DATA SUPPLIED Start Marker

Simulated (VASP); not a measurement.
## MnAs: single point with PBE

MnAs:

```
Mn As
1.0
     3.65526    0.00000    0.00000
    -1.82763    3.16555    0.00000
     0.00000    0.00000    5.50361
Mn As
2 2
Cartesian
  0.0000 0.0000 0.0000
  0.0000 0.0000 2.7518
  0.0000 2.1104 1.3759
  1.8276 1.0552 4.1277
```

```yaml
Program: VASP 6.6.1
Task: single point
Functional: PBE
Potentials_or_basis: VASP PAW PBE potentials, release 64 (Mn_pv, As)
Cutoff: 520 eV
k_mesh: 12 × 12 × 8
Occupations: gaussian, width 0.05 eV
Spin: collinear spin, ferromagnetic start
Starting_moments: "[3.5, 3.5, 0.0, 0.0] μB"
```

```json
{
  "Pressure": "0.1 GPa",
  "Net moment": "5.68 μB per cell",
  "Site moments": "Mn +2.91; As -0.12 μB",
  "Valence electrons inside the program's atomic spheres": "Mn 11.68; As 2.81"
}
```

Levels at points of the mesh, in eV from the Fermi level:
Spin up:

DATA SUPPLIED End Marker

■ **TASK ITEM**
Word for word, quote the lines of the material from the first line through the line with "Levels at points", both ends included.

■ **ANSWER AREA**
Simulated (VASP); not a measurement.
## MnAs: single point with PBE

MnAs:

```
Mn As
1.0
     3.65526    0.00000    0.00000
    -1.82763    3.16555    0.00000
     0.00000    0.00000    5.50361
Mn As
2 2
Cartesian
  0.0000 0.0000 0.0000
  0.0000 0.0000 2.7518
  0.0000 2.1104 1.3759
  1.8276 1.0552 4.1277
```

```yaml
Program: VASP 6.6.1
Task: single point
Functional: PBE
Potentials_or_basis: VASP PAW PBE potentials, release 64 (Mn_pv, As)
Cutoff: 520 eV
k_mesh: 12 × 12 × 8
Occupations: gaussian, width 0.05 eV
Spin: collinear spin, ferromagnetic start
Starting_moments: "[3.5, 3.5, 0.0, 0.0] μB"
```

```json
{
  "Pressure": "0.1 GPa",
  "Net moment": "5.68 μB per cell",
  "Site moments": "Mn +2.91; As -0.12 μB",
  "Valence electrons inside the program's atomic spheres": "Mn 11.68; As 2.81"
}
```

Levels at points of the mesh, in eV from the Fermi level:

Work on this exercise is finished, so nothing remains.